» WORK INSTRUCTION
Please restate, exactly as written, the lines running from the beginning of the material through the line that has "PBE binds less" in it.

━━━ PROVIDED MATERIAL ━━━

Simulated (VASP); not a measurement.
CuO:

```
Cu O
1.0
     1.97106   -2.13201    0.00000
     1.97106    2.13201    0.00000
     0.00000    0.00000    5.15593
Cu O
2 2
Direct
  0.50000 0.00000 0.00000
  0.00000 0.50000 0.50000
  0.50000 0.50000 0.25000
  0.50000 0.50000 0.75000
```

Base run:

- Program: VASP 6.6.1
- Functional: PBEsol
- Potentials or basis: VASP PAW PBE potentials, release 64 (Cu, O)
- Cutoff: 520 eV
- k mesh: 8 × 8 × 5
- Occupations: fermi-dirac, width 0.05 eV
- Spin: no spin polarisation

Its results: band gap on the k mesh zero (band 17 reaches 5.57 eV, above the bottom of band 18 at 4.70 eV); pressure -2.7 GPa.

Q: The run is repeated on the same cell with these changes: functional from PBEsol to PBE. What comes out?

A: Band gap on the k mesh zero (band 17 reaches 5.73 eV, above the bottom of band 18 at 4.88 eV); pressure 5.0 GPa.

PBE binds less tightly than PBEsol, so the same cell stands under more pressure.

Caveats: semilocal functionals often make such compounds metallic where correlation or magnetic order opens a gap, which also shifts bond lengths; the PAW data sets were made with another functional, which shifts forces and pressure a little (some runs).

━━━

» EXERCISE RESPONSE
Simulated (VASP); not a measurement.
CuO:

```
Cu O
1.0
     1.97106   -2.13201    0.00000
     1.97106    2.13201    0.00000
     0.00000    0.00000    5.15593
Cu O
2 2
Direct
  0.50000 0.00000 0.00000
  0.00000 0.50000 0.50000
  0.50000 0.50000 0.25000
  0.50000 0.50000 0.75000
```

Base run:

- Program: VASP 6.6.1
- Functional: PBEsol
- Potentials or basis: VASP PAW PBE potentials, release 64 (Cu, O)
- Cutoff: 520 eV
- k mesh: 8 × 8 × 5
- Occupations: fermi-dirac, width 0.05 eV
- Spin: no spin polarisation

Its results: band gap on the k mesh zero (band 17 reaches 5.57 eV, above the bottom of band 18 at 4.70 eV); pressure -2.7 GPa.

Q: The run is repeated on the same cell with these changes: functional from PBEsol to PBE. What comes out?

A: Band gap on the k mesh zero (band 17 reaches 5.73 eV, above the bottom of band 18 at 4.88 eV); pressure 5.0 GPa.

PBE binds less tightly than PBEsol, so the same cell stands under more pressure.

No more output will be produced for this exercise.